### Work request
Below are some records; output exactly the lines from the line with "Property | Result |" to the line with "Solution. gap on", both ends kept, and nothing more.

### Supplied material
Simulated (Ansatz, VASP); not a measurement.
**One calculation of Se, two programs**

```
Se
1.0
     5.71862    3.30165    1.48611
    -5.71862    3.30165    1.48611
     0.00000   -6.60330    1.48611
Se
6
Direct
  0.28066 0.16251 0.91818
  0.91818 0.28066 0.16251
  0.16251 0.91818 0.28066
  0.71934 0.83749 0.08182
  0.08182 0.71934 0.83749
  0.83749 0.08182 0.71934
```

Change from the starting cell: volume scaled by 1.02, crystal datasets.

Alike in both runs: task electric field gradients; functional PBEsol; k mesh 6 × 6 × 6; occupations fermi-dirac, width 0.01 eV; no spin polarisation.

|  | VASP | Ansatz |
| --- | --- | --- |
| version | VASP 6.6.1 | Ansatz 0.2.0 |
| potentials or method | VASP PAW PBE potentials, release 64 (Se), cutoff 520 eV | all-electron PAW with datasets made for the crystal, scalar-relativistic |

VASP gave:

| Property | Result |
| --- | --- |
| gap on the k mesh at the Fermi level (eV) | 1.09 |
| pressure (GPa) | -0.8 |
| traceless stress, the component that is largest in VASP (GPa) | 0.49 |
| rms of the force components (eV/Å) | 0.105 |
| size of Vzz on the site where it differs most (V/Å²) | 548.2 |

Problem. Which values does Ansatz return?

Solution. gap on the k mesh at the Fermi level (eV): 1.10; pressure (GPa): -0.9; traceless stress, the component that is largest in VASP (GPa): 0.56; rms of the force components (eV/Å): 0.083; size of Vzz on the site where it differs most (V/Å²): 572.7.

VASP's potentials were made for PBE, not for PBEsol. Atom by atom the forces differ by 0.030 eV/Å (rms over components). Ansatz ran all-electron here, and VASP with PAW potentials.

### Written answer
| Property | Result |
| --- | --- |
| gap on the k mesh at the Fermi level (eV) | 1.09 |
| pressure (GPa) | -0.8 |
| traceless stress, the component that is largest in VASP (GPa) | 0.49 |
| rms of the force components (eV/Å) | 0.105 |
| size of Vzz on the site where it differs most (V/Å²) | 548.2 |

Problem. Which values does Ansatz return?

Solution. gap on the k mesh at the Fermi level (eV): 1.10; pressure (GPa): -0.9; traceless stress, the component that is largest in VASP (GPa): 0.56; rms of the force components (eV/Å): 0.083; size of Vzz on the site where it differs most (V/Å²): 572.7.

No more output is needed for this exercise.